### Task item
Until you reach the line containing "### Step 5.", reproduce each line of the listing exactly, please, and include that line as well.

### Information supplied
◇ ◇ ◇ ◇

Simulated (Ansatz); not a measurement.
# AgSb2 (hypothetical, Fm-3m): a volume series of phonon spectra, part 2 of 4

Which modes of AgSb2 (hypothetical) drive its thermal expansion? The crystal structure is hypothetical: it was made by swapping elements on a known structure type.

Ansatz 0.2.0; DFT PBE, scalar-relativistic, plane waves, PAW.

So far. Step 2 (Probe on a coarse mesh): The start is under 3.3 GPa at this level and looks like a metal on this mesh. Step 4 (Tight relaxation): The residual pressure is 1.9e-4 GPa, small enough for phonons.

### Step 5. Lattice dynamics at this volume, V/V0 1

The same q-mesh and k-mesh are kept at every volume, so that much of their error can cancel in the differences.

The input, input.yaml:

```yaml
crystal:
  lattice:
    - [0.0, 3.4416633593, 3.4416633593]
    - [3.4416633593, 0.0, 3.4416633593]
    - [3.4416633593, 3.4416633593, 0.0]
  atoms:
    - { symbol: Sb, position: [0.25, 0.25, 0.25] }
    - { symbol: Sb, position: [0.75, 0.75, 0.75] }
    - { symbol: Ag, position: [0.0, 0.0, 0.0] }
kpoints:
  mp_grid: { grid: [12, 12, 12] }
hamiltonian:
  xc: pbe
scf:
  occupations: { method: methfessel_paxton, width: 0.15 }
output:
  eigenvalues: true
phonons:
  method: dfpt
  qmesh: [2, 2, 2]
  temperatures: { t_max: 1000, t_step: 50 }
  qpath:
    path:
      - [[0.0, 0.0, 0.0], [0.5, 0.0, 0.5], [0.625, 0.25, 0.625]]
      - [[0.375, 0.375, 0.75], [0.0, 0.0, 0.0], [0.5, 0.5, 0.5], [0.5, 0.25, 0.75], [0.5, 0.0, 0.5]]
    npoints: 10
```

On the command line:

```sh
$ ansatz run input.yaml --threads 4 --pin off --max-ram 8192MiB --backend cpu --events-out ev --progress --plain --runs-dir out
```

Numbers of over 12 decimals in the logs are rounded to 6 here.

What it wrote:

◇ ◇ ◇ ◇

### Written answer
Simulated (Ansatz); not a measurement.
# AgSb2 (hypothetical, Fm-3m): a volume series of phonon spectra, part 2 of 4

Which modes of AgSb2 (hypothetical) drive its thermal expansion? The crystal structure is hypothetical: it was made by swapping elements on a known structure type.

Ansatz 0.2.0; DFT PBE, scalar-relativistic, plane waves, PAW.

So far. Step 2 (Probe on a coarse mesh): The start is under 3.3 GPa at this level and looks like a metal on this mesh. Step 4 (Tight relaxation): The residual pressure is 1.9e-4 GPa, small enough for phonons.

### Step 5. Lattice dynamics at this volume, V/V0 1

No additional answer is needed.